■ Work item
For this exercise, restate word for word only the lines from the first line of the data to the line containing "Vapour-liquid equilibrium of".

■ Dataset records
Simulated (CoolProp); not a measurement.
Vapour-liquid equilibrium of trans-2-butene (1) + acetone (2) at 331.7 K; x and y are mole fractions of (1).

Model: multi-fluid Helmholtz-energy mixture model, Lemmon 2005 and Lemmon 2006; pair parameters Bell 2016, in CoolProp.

■ Answer space
Simulated (CoolProp); not a measurement.
Vapour-liquid equilibrium of trans-2-butene (1) + acetone (2) at 331.7 K; x and y are mole fractions of (1).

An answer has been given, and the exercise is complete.